────────────────────────────────────────

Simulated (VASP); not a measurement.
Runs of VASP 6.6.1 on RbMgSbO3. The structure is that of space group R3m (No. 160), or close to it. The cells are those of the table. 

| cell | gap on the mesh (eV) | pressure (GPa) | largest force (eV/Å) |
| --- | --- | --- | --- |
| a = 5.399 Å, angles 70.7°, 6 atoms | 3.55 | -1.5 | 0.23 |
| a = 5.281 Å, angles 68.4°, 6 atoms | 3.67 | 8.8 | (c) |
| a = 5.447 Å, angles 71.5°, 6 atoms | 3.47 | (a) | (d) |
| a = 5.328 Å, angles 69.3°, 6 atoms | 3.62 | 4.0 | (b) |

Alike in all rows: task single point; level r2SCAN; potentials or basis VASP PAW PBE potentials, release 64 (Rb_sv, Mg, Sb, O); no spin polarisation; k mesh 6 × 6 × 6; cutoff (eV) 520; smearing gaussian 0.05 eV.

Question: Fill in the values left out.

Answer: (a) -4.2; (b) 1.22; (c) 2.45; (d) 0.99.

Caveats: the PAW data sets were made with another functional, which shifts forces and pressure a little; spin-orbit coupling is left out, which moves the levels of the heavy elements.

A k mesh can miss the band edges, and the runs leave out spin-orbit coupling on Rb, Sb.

────────────────────────────────────────

- **WORK INSTRUCTION**
After locating the line that contains "Answer: (a) -4.2;", please copy exactly every line from the start of the records through it, and nothing else.

- **WRITTEN REPLY**
Simulated (VASP); not a measurement.
Runs of VASP 6.6.1 on RbMgSbO3. The structure is that of space group R3m (No. 160), or close to it. The cells are those of the table. 

| cell | gap on the mesh (eV) | pressure (GPa) | largest force (eV/Å) |
| --- | --- | --- | --- |
| a = 5.399 Å, angles 70.7°, 6 atoms | 3.55 | -1.5 | 0.23 |
| a = 5.281 Å, angles 68.4°, 6 atoms | 3.67 | 8.8 | (c) |
| a = 5.447 Å, angles 71.5°, 6 atoms | 3.47 | (a) | (d) |
| a = 5.328 Å, angles 69.3°, 6 atoms | 3.62 | 4.0 | (b) |

Alike in all rows: task single point; level r2SCAN; potentials or basis VASP PAW PBE potentials, release 64 (Rb_sv, Mg, Sb, O); no spin polarisation; k mesh 6 × 6 × 6; cutoff (eV) 520; smearing gaussian 0.05 eV.

Question: Fill in the values left out.

Answer: (a) -4.2; (b) 1.22; (c) 2.45; (d) 0.99.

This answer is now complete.